▸ Task item:
Copy, exactly and without additions, every line in the records below from the one holding "All runs share" through the one holding "Atoms are counted", both ends included.

================

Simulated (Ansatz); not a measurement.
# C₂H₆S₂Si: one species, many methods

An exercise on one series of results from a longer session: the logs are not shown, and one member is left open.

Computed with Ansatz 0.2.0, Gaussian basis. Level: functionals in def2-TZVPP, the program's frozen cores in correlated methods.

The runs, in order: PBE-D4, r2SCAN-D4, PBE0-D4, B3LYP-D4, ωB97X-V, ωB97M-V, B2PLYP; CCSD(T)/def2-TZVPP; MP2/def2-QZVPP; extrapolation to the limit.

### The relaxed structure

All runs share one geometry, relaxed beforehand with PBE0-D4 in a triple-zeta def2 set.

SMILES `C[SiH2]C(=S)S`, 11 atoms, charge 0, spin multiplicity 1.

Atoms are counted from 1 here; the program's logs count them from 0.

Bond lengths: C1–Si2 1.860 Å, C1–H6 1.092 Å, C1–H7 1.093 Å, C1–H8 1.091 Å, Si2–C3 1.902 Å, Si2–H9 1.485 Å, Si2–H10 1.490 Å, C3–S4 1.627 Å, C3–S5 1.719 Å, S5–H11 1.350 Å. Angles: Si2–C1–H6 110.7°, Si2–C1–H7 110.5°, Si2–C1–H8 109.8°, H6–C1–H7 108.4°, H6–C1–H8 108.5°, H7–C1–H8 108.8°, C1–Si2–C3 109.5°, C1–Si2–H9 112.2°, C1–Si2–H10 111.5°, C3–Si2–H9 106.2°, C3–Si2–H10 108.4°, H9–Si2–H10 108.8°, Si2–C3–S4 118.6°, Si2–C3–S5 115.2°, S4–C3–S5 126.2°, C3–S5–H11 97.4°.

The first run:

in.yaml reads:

================

▸ Answer area:
All runs share one geometry, relaxed beforehand with PBE0-D4 in a triple-zeta def2 set.

SMILES `C[SiH2]C(=S)S`, 11 atoms, charge 0, spin multiplicity 1.

Atoms are counted from 1 here; the program's logs count them from 0.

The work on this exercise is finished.